— Requirement —
Type out all the data below, word for word.

— Information provided —
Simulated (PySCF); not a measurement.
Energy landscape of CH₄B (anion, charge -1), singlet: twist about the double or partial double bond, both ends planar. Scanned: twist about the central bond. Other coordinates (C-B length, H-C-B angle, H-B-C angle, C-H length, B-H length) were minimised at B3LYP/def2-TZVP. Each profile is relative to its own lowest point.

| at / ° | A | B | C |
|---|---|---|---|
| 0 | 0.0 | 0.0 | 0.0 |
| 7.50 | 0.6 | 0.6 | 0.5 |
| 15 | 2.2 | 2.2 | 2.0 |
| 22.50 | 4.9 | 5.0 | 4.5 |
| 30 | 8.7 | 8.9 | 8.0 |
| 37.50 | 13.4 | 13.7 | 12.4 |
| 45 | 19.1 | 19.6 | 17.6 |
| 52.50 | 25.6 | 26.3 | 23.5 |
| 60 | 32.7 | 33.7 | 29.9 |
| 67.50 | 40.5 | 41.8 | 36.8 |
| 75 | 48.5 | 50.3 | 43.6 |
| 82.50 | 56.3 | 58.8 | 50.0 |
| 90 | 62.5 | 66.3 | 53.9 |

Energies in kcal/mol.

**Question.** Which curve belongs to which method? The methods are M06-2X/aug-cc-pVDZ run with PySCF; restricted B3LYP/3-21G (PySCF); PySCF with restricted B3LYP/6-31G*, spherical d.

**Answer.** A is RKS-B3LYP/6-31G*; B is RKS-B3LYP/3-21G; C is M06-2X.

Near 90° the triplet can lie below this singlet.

— Exercise output —
Simulated (PySCF); not a measurement.
Energy landscape of CH₄B (anion, charge -1), singlet: twist about the double or partial double bond, both ends planar. Scanned: twist about the central bond. Other coordinates (C-B length, H-C-B angle, H-B-C angle, C-H length, B-H length) were minimised at B3LYP/def2-TZVP. Each profile is relative to its own lowest point.

| at / ° | A | B | C |
|---|---|---|---|
| 0 | 0.0 | 0.0 | 0.0 |
| 7.50 | 0.6 | 0.6 | 0.5 |
| 15 | 2.2 | 2.2 | 2.0 |
| 22.50 | 4.9 | 5.0 | 4.5 |
| 30 | 8.7 | 8.9 | 8.0 |
| 37.50 | 13.4 | 13.7 | 12.4 |
| 45 | 19.1 | 19.6 | 17.6 |
| 52.50 | 25.6 | 26.3 | 23.5 |
| 60 | 32.7 | 33.7 | 29.9 |
| 67.50 | 40.5 | 41.8 | 36.8 |
| 75 | 48.5 | 50.3 | 43.6 |
| 82.50 | 56.3 | 58.8 | 50.0 |
| 90 | 62.5 | 66.3 | 53.9 |

Energies in kcal/mol.

**Question.** Which curve belongs to which method? The methods are M06-2X/aug-cc-pVDZ run with PySCF; restricted B3LYP/3-21G (PySCF); PySCF with restricted B3LYP/6-31G*, spherical d.

**Answer.** A is RKS-B3LYP/6-31G*; B is RKS-B3LYP/3-21G; C is M06-2X.

Near 90° the triplet can lie below this singlet.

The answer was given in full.